**Data under study**
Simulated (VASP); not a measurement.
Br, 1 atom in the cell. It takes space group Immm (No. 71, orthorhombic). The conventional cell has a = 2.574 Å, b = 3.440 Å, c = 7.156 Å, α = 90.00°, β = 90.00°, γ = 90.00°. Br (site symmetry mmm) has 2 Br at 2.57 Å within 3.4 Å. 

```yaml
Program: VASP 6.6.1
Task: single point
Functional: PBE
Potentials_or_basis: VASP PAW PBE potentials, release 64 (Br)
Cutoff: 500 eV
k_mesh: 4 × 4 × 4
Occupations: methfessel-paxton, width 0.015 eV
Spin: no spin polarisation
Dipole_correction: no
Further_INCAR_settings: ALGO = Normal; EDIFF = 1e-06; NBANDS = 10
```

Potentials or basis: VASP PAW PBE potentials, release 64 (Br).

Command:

**Action item**
The lines to retype run from the start of the entries through the line containing "Potentials or basis: VASP"; reproduce them exactly and add nothing.

**Written response**
Simulated (VASP); not a measurement.
Br, 1 atom in the cell. It takes space group Immm (No. 71, orthorhombic). The conventional cell has a = 2.574 Å, b = 3.440 Å, c = 7.156 Å, α = 90.00°, β = 90.00°, γ = 90.00°. Br (site symmetry mmm) has 2 Br at 2.57 Å within 3.4 Å. 

```yaml
Program: VASP 6.6.1
Task: single point
Functional: PBE
Potentials_or_basis: VASP PAW PBE potentials, release 64 (Br)
Cutoff: 500 eV
k_mesh: 4 × 4 × 4
Occupations: methfessel-paxton, width 0.015 eV
Spin: no spin polarisation
Dipole_correction: no
Further_INCAR_settings: ALGO = Normal; EDIFF = 1e-06; NBANDS = 10
```

Potentials or basis: VASP PAW PBE potentials, release 64 (Br).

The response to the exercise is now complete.